MATERIAL SHOWN:
□ □ □ □

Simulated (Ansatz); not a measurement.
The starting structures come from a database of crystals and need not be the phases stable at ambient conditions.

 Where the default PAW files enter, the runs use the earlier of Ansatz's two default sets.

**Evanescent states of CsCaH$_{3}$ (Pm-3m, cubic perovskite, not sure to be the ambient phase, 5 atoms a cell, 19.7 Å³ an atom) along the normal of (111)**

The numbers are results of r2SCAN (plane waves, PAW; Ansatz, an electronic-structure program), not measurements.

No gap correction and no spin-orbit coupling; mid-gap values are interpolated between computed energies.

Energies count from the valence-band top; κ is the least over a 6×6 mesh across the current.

□ □ □ □

ASSIGNMENT: Output the data above exactly, please, line for line.

RESPONSE:
Simulated (Ansatz); not a measurement.
The starting structures come from a database of crystals and need not be the phases stable at ambient conditions.

 Where the default PAW files enter, the runs use the earlier of Ansatz's two default sets.

**Evanescent states of CsCaH$_{3}$ (Pm-3m, cubic perovskite, not sure to be the ambient phase, 5 atoms a cell, 19.7 Å³ an atom) along the normal of (111)**

The numbers are results of r2SCAN (plane waves, PAW; Ansatz, an electronic-structure program), not measurements.

No gap correction and no spin-orbit coupling; mid-gap values are interpolated between computed energies.

Energies count from the valence-band top; κ is the least over a 6×6 mesh across the current.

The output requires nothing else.